(Provided records)
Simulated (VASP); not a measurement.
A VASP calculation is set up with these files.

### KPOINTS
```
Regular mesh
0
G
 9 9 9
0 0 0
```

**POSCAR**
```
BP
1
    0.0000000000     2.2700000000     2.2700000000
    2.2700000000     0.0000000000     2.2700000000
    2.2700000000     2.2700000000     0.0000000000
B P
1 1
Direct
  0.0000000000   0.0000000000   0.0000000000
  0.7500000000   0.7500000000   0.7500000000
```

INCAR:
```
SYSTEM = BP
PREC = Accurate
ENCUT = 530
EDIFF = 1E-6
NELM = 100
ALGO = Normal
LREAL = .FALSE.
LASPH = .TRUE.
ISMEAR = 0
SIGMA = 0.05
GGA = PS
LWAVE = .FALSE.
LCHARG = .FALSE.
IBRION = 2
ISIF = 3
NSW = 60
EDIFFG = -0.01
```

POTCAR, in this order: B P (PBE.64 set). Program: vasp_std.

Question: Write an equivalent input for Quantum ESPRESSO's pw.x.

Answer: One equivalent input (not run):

(Work order) Reprint exactly the lines above that start at the one with "POTCAR, in this" and end at the one with "Question: Write an", keeping both and adding none.

(Your solution)
POTCAR, in this order: B P (PBE.64 set). Program: vasp_std.

Question: Write an equivalent input for Quantum ESPRESSO's pw.x.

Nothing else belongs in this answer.